::::

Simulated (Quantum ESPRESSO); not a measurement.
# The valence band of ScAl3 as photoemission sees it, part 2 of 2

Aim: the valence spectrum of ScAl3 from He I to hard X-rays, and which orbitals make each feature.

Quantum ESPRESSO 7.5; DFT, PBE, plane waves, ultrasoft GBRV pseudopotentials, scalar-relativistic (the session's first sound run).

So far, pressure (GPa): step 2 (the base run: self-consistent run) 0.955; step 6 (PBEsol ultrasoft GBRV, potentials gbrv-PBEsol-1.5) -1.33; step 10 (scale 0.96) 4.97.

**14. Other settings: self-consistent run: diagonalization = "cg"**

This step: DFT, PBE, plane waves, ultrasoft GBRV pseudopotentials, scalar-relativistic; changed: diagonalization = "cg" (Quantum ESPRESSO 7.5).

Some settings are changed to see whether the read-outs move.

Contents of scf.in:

::::

Brief: Would you transcribe the entire listing above without any deviation?

Expected answer:
Simulated (Quantum ESPRESSO); not a measurement.
# The valence band of ScAl3 as photoemission sees it, part 2 of 2

Aim: the valence spectrum of ScAl3 from He I to hard X-rays, and which orbitals make each feature.

Quantum ESPRESSO 7.5; DFT, PBE, plane waves, ultrasoft GBRV pseudopotentials, scalar-relativistic (the session's first sound run).

So far, pressure (GPa): step 2 (the base run: self-consistent run) 0.955; step 6 (PBEsol ultrasoft GBRV, potentials gbrv-PBEsol-1.5) -1.33; step 10 (scale 0.96) 4.97.

**14. Other settings: self-consistent run: diagonalization = "cg"**

This step: DFT, PBE, plane waves, ultrasoft GBRV pseudopotentials, scalar-relativistic; changed: diagonalization = "cg" (Quantum ESPRESSO 7.5).

Some settings are changed to see whether the read-outs move.

Contents of scf.in:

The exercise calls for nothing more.